**Information provided**
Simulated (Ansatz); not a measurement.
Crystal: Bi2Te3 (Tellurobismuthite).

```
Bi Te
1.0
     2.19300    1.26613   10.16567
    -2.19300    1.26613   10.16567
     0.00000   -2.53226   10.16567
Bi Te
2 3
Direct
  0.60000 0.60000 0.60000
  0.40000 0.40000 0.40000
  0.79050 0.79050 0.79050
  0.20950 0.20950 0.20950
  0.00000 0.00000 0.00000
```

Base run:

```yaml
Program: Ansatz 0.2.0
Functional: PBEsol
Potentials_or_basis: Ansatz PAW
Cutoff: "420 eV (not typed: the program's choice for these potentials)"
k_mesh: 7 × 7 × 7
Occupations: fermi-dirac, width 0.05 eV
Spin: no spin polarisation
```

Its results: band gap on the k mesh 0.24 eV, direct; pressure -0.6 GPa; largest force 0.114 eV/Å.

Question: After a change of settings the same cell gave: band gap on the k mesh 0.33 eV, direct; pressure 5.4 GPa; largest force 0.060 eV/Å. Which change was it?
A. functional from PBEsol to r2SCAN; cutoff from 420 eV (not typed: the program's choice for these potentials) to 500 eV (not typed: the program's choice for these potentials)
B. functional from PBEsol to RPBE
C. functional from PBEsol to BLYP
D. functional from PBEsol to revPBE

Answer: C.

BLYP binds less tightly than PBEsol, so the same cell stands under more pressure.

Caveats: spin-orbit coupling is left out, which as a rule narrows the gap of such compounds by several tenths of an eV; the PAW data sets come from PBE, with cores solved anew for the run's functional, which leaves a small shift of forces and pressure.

**Requirement**
Please transcribe exactly the lines above from the line that has "D. functional from PBEsol to revPBE" up to and including the line that has "BLYP binds less"; no other line belongs in the answer.

**Worked solution**
D. functional from PBEsol to revPBE

Answer: C.

BLYP binds less tightly than PBEsol, so the same cell stands under more pressure.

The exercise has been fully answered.